**WORK REQUEST**
Look through the records below for the line holding "energy | −0.9090 eV |". Write it out exactly, with each following line through the line holding "A setting was".

━━━━━ LISTED ENTRIES ━━━━━

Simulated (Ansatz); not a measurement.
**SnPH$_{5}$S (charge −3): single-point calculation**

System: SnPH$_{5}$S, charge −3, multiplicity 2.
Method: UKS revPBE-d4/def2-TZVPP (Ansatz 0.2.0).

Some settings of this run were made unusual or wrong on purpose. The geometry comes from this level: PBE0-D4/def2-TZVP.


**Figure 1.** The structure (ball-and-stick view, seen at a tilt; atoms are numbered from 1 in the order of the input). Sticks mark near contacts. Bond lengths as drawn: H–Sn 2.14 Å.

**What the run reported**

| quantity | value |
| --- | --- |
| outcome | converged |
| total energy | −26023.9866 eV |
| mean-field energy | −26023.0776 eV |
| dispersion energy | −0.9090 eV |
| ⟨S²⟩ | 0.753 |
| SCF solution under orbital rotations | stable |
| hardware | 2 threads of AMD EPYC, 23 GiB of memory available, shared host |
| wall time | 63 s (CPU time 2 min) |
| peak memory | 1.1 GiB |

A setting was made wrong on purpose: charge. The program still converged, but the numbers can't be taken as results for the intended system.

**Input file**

━━━━━

**SOLUTION**
| dispersion energy | −0.9090 eV |
| ⟨S²⟩ | 0.753 |
| SCF solution under orbital rotations | stable |
| hardware | 2 threads of AMD EPYC, 23 GiB of memory available, shared host |
| wall time | 63 s (CPU time 2 min) |
| peak memory | 1.1 GiB |

A setting was made wrong on purpose: charge. The program still converged, but the numbers can't be taken as results for the intended system.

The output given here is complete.